Study material:
^^^^^^^^

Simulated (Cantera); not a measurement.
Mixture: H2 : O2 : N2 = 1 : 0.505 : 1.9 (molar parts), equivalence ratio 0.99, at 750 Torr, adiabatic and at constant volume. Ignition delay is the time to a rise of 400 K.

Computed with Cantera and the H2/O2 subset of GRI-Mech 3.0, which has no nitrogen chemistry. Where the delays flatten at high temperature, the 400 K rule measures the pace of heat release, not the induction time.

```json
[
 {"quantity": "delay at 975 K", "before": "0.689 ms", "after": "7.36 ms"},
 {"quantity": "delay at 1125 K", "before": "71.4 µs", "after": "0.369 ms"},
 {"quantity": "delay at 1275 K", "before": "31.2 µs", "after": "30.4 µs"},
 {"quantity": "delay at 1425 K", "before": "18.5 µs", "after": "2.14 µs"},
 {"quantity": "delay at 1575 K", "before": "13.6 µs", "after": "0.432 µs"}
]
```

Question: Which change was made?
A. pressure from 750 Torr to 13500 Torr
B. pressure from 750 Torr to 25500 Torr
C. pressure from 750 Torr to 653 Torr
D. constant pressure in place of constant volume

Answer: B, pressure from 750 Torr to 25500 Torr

^^^^^^^^

Assigned task: Beginning with the very first line of the records above, please retype each line through the one that has "Mixture: H2 : O2", and add nothing.

Exercise response:
Simulated (Cantera); not a measurement.
Mixture: H2 : O2 : N2 = 1 : 0.505 : 1.9 (molar parts), equivalence ratio 0.99, at 750 Torr, adiabatic and at constant volume. Ignition delay is the time to a rise of 400 K.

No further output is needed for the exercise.